Up to and including the line with "POTCAR, in this", please reproduce the lines below exactly, beginning with the first.

— Extracted material —
****************

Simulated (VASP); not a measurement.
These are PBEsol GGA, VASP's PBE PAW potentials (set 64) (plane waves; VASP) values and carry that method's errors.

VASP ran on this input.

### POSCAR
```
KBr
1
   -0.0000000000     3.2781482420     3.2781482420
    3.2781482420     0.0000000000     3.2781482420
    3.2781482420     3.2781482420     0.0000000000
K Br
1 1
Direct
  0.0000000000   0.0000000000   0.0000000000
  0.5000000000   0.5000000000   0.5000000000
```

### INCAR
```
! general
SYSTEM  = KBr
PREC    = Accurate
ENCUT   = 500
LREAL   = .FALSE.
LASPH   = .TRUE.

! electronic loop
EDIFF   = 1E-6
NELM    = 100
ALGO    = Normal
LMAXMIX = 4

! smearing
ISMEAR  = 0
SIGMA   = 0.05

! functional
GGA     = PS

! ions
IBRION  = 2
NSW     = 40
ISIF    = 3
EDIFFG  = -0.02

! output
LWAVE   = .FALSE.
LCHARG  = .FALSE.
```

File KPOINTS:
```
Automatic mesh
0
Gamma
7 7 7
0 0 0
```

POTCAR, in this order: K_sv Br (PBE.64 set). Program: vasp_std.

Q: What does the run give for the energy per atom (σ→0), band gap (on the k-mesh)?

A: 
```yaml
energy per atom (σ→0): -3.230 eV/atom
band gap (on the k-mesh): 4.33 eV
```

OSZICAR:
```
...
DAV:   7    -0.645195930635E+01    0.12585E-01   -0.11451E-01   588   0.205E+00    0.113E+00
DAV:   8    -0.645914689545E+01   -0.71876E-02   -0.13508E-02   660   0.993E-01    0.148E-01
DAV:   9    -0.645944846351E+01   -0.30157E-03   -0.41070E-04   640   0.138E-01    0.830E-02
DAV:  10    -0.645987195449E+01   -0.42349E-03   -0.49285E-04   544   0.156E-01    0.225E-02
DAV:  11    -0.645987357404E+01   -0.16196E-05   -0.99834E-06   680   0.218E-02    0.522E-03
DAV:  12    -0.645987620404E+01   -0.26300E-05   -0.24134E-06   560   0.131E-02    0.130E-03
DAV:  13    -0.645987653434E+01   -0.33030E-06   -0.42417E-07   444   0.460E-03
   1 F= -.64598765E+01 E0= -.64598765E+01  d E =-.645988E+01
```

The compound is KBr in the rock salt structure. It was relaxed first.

****************

— Answer space —
Simulated (VASP); not a measurement.
These are PBEsol GGA, VASP's PBE PAW potentials (set 64) (plane waves; VASP) values and carry that method's errors.

VASP ran on this input.

### POSCAR
```
KBr
1
   -0.0000000000     3.2781482420     3.2781482420
    3.2781482420     0.0000000000     3.2781482420
    3.2781482420     3.2781482420     0.0000000000
K Br
1 1
Direct
  0.0000000000   0.0000000000   0.0000000000
  0.5000000000   0.5000000000   0.5000000000
```

### INCAR
```
! general
SYSTEM  = KBr
PREC    = Accurate
ENCUT   = 500
LREAL   = .FALSE.
LASPH   = .TRUE.

! electronic loop
EDIFF   = 1E-6
NELM    = 100
ALGO    = Normal
LMAXMIX = 4

! smearing
ISMEAR  = 0
SIGMA   = 0.05

! functional
GGA     = PS

! ions
IBRION  = 2
NSW     = 40
ISIF    = 3
EDIFFG  = -0.02

! output
LWAVE   = .FALSE.
LCHARG  = .FALSE.
```

File KPOINTS:
```
Automatic mesh
0
Gamma
7 7 7
0 0 0
```

POTCAR, in this order: K_sv Br (PBE.64 set). Program: vasp_std.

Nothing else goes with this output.